*** Begin section ***
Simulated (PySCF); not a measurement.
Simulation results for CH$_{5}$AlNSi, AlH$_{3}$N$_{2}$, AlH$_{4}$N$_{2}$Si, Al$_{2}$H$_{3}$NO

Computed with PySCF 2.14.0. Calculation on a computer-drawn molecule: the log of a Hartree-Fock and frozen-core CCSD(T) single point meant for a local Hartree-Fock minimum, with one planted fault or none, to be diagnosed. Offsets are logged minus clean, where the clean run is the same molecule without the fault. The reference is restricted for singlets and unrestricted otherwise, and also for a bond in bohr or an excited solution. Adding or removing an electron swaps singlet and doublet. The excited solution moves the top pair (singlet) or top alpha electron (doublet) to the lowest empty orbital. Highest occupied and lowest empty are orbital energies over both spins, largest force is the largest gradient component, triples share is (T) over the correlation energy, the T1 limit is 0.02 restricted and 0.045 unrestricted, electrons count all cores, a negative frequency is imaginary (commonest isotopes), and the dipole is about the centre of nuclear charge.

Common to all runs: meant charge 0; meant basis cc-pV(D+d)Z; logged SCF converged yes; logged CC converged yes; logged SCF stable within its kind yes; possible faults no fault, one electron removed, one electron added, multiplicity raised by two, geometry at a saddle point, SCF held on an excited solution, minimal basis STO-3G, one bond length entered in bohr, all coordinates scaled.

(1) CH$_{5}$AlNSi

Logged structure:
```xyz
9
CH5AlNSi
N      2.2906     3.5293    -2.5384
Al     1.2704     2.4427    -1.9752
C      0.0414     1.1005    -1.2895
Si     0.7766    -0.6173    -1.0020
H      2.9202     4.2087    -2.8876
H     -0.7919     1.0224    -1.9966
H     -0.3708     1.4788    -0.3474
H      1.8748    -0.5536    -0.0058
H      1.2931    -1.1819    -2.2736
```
*** End section ***

Return an exact copy of the listing.

Simulated (PySCF); not a measurement.
Simulation results for CH$_{5}$AlNSi, AlH$_{3}$N$_{2}$, AlH$_{4}$N$_{2}$Si, Al$_{2}$H$_{3}$NO

Computed with PySCF 2.14.0. Calculation on a computer-drawn molecule: the log of a Hartree-Fock and frozen-core CCSD(T) single point meant for a local Hartree-Fock minimum, with one planted fault or none, to be diagnosed. Offsets are logged minus clean, where the clean run is the same molecule without the fault. The reference is restricted for singlets and unrestricted otherwise, and also for a bond in bohr or an excited solution. Adding or removing an electron swaps singlet and doublet. The excited solution moves the top pair (singlet) or top alpha electron (doublet) to the lowest empty orbital. Highest occupied and lowest empty are orbital energies over both spins, largest force is the largest gradient component, triples share is (T) over the correlation energy, the T1 limit is 0.02 restricted and 0.045 unrestricted, electrons count all cores, a negative frequency is imaginary (commonest isotopes), and the dipole is about the centre of nuclear charge.

Common to all runs: meant charge 0; meant basis cc-pV(D+d)Z; logged SCF converged yes; logged CC converged yes; logged SCF stable within its kind yes; possible faults no fault, one electron removed, one electron added, multiplicity raised by two, geometry at a saddle point, SCF held on an excited solution, minimal basis STO-3G, one bond length entered in bohr, all coordinates scaled.

(1) CH$_{5}$AlNSi

Logged structure:
```xyz
9
CH5AlNSi
N      2.2906     3.5293    -2.5384
Al     1.2704     2.4427    -1.9752
C      0.0414     1.1005    -1.2895
Si     0.7766    -0.6173    -1.0020
H      2.9202     4.2087    -2.8876
H     -0.7919     1.0224    -1.9966
H     -0.3708     1.4788    -0.3474
H      1.8748    -0.5536    -0.0058
H      1.2931    -1.1819    -2.2736
```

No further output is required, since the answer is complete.